DATASET ENTRIES:
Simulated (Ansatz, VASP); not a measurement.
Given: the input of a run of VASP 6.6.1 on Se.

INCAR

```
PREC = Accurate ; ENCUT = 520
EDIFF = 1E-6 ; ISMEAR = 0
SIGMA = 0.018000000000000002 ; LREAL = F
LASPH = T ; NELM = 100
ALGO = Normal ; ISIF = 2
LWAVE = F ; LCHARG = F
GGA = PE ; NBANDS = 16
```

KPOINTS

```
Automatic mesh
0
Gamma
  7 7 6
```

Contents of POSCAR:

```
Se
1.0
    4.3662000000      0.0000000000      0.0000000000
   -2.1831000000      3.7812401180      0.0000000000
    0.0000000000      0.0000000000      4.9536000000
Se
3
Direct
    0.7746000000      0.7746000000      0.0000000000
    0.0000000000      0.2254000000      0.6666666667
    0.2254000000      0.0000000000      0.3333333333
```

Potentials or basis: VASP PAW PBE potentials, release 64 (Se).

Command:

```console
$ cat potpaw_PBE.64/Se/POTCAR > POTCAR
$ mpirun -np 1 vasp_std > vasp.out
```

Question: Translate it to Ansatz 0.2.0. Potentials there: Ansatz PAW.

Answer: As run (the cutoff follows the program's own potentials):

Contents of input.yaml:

WORK INSTRUCTION: Give back every line above, unchanged.

WRITTEN ANSWER:
Simulated (Ansatz, VASP); not a measurement.
Given: the input of a run of VASP 6.6.1 on Se.

INCAR

```
PREC = Accurate ; ENCUT = 520
EDIFF = 1E-6 ; ISMEAR = 0
SIGMA = 0.018000000000000002 ; LREAL = F
LASPH = T ; NELM = 100
ALGO = Normal ; ISIF = 2
LWAVE = F ; LCHARG = F
GGA = PE ; NBANDS = 16
```

KPOINTS

```
Automatic mesh
0
Gamma
  7 7 6
```

Contents of POSCAR:

```
Se
1.0
    4.3662000000      0.0000000000      0.0000000000
   -2.1831000000      3.7812401180      0.0000000000
    0.0000000000      0.0000000000      4.9536000000
Se
3
Direct
    0.7746000000      0.7746000000      0.0000000000
    0.0000000000      0.2254000000      0.6666666667
    0.2254000000      0.0000000000      0.3333333333
```

Potentials or basis: VASP PAW PBE potentials, release 64 (Se).

Command:

```console
$ cat potpaw_PBE.64/Se/POTCAR > POTCAR
$ mpirun -np 1 vasp_std > vasp.out
```

Question: Translate it to Ansatz 0.2.0. Potentials there: Ansatz PAW.

Answer: As run (the cutoff follows the program's own potentials):

Contents of input.yaml:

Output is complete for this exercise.